→ **Data listing**:
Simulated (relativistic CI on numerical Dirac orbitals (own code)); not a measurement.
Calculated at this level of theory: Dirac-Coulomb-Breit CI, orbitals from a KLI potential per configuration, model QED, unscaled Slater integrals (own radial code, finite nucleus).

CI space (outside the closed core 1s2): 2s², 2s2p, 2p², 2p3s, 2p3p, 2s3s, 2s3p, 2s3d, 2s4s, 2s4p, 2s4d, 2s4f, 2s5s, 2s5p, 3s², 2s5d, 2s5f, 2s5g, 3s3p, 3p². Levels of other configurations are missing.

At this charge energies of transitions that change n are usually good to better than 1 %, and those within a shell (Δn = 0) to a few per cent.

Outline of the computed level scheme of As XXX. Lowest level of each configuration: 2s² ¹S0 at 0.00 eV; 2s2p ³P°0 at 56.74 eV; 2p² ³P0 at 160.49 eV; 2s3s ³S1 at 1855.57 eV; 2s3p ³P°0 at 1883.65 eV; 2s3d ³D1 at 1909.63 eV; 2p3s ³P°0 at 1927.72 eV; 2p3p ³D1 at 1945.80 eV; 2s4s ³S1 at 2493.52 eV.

→ **Action item**: Exact reproduction of the listing above is required.

→ **Answer area**:
Simulated (relativistic CI on numerical Dirac orbitals (own code)); not a measurement.
Calculated at this level of theory: Dirac-Coulomb-Breit CI, orbitals from a KLI potential per configuration, model QED, unscaled Slater integrals (own radial code, finite nucleus).

CI space (outside the closed core 1s2): 2s², 2s2p, 2p², 2p3s, 2p3p, 2s3s, 2s3p, 2s3d, 2s4s, 2s4p, 2s4d, 2s4f, 2s5s, 2s5p, 3s², 2s5d, 2s5f, 2s5g, 3s3p, 3p². Levels of other configurations are missing.

At this charge energies of transitions that change n are usually good to better than 1 %, and those within a shell (Δn = 0) to a few per cent.

Outline of the computed level scheme of As XXX. Lowest level of each configuration: 2s² ¹S0 at 0.00 eV; 2s2p ³P°0 at 56.74 eV; 2p² ³P0 at 160.49 eV; 2s3s ³S1 at 1855.57 eV; 2s3p ³P°0 at 1883.65 eV; 2s3d ³D1 at 1909.63 eV; 2p3s ³P°0 at 1927.72 eV; 2p3p ³D1 at 1945.80 eV; 2s4s ³S1 at 2493.52 eV.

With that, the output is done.